DATA EXCERPTS START

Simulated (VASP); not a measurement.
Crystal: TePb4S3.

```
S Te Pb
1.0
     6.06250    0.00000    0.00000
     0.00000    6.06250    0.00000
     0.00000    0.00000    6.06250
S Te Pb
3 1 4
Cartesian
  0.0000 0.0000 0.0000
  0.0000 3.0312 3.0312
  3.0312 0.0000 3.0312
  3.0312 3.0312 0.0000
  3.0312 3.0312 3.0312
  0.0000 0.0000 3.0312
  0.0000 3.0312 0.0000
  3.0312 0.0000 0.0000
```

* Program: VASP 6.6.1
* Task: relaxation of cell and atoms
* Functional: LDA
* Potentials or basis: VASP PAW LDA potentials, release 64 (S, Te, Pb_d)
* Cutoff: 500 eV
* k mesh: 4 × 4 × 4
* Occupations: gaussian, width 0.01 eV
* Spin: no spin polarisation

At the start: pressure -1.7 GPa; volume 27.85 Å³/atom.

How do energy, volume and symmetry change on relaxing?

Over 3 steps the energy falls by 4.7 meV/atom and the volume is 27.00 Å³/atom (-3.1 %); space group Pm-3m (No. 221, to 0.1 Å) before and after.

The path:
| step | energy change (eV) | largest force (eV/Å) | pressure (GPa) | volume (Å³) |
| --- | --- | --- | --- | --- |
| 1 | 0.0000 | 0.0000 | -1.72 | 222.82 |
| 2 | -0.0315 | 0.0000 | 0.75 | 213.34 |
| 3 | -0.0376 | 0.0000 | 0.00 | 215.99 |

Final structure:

DATA EXCERPTS END

Would you transcribe the data above exactly as it stands?

Simulated (VASP); not a measurement.
Crystal: TePb4S3.

```
S Te Pb
1.0
     6.06250    0.00000    0.00000
     0.00000    6.06250    0.00000
     0.00000    0.00000    6.06250
S Te Pb
3 1 4
Cartesian
  0.0000 0.0000 0.0000
  0.0000 3.0312 3.0312
  3.0312 0.0000 3.0312
  3.0312 3.0312 0.0000
  3.0312 3.0312 3.0312
  0.0000 0.0000 3.0312
  0.0000 3.0312 0.0000
  3.0312 0.0000 0.0000
```

* Program: VASP 6.6.1
* Task: relaxation of cell and atoms
* Functional: LDA
* Potentials or basis: VASP PAW LDA potentials, release 64 (S, Te, Pb_d)
* Cutoff: 500 eV
* k mesh: 4 × 4 × 4
* Occupations: gaussian, width 0.01 eV
* Spin: no spin polarisation

At the start: pressure -1.7 GPa; volume 27.85 Å³/atom.

How do energy, volume and symmetry change on relaxing?

Over 3 steps the energy falls by 4.7 meV/atom and the volume is 27.00 Å³/atom (-3.1 %); space group Pm-3m (No. 221, to 0.1 Å) before and after.

The path:
| step | energy change (eV) | largest force (eV/Å) | pressure (GPa) | volume (Å³) |
| --- | --- | --- | --- | --- |
| 1 | 0.0000 | 0.0000 | -1.72 | 222.82 |
| 2 | -0.0315 | 0.0000 | 0.75 | 213.34 |
| 3 | -0.0376 | 0.0000 | 0.00 | 215.99 |

Final structure:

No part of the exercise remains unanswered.